§
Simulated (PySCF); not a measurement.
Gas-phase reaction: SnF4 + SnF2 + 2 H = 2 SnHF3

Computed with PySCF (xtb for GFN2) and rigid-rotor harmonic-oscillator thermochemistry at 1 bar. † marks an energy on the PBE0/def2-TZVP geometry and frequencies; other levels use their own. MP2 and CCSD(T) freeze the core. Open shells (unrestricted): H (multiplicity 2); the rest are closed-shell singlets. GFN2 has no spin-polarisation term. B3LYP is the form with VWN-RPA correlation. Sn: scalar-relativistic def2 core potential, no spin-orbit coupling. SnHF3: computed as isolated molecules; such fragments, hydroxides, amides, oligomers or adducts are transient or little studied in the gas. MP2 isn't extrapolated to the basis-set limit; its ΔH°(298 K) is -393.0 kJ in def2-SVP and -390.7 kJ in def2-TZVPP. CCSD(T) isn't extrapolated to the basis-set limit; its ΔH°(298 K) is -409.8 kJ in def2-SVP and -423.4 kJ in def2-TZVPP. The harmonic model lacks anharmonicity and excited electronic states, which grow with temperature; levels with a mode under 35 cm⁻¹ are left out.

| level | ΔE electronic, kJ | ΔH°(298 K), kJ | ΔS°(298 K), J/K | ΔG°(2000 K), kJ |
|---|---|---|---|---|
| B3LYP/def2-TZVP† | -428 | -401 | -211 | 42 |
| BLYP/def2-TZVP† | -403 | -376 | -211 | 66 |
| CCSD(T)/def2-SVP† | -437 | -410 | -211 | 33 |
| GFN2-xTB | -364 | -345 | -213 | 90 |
§

Activity: The required output is all of the material, word for word.

Answer section:
Simulated (PySCF); not a measurement.
Gas-phase reaction: SnF4 + SnF2 + 2 H = 2 SnHF3

Computed with PySCF (xtb for GFN2) and rigid-rotor harmonic-oscillator thermochemistry at 1 bar. † marks an energy on the PBE0/def2-TZVP geometry and frequencies; other levels use their own. MP2 and CCSD(T) freeze the core. Open shells (unrestricted): H (multiplicity 2); the rest are closed-shell singlets. GFN2 has no spin-polarisation term. B3LYP is the form with VWN-RPA correlation. Sn: scalar-relativistic def2 core potential, no spin-orbit coupling. SnHF3: computed as isolated molecules; such fragments, hydroxides, amides, oligomers or adducts are transient or little studied in the gas. MP2 isn't extrapolated to the basis-set limit; its ΔH°(298 K) is -393.0 kJ in def2-SVP and -390.7 kJ in def2-TZVPP. CCSD(T) isn't extrapolated to the basis-set limit; its ΔH°(298 K) is -409.8 kJ in def2-SVP and -423.4 kJ in def2-TZVPP. The harmonic model lacks anharmonicity and excited electronic states, which grow with temperature; levels with a mode under 35 cm⁻¹ are left out.

| level | ΔE electronic, kJ | ΔH°(298 K), kJ | ΔS°(298 K), J/K | ΔG°(2000 K), kJ |
|---|---|---|---|---|
| B3LYP/def2-TZVP† | -428 | -401 | -211 | 42 |
| BLYP/def2-TZVP† | -403 | -376 | -211 | 66 |
| CCSD(T)/def2-SVP† | -437 | -410 | -211 | 33 |
| GFN2-xTB | -364 | -345 | -213 | 90 |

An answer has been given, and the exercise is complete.